Transcribe all of the records precisely as they are presented.

=== Given data ===

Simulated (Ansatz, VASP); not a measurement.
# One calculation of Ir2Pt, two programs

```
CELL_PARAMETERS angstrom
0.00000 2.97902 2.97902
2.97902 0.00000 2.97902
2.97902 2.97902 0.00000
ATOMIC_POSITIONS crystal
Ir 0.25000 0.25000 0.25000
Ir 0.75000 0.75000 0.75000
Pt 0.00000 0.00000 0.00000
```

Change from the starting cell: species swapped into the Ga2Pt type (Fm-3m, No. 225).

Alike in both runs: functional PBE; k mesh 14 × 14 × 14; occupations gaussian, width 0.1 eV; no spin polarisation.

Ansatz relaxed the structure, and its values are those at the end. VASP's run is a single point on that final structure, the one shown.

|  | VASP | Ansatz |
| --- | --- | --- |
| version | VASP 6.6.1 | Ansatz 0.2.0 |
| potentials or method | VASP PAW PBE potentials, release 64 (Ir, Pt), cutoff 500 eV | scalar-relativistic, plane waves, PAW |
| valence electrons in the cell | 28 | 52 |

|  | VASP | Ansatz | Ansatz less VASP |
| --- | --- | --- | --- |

===

» **Result**
Simulated (Ansatz, VASP); not a measurement.
# One calculation of Ir2Pt, two programs

```
CELL_PARAMETERS angstrom
0.00000 2.97902 2.97902
2.97902 0.00000 2.97902
2.97902 2.97902 0.00000
ATOMIC_POSITIONS crystal
Ir 0.25000 0.25000 0.25000
Ir 0.75000 0.75000 0.75000
Pt 0.00000 0.00000 0.00000
```

Change from the starting cell: species swapped into the Ga2Pt type (Fm-3m, No. 225).

Alike in both runs: functional PBE; k mesh 14 × 14 × 14; occupations gaussian, width 0.1 eV; no spin polarisation.

Ansatz relaxed the structure, and its values are those at the end. VASP's run is a single point on that final structure, the one shown.

|  | VASP | Ansatz |
| --- | --- | --- |
| version | VASP 6.6.1 | Ansatz 0.2.0 |
| potentials or method | VASP PAW PBE potentials, release 64 (Ir, Pt), cutoff 500 eV | scalar-relativistic, plane waves, PAW |
| valence electrons in the cell | 28 | 52 |

|  | VASP | Ansatz | Ansatz less VASP |
| --- | --- | --- | --- |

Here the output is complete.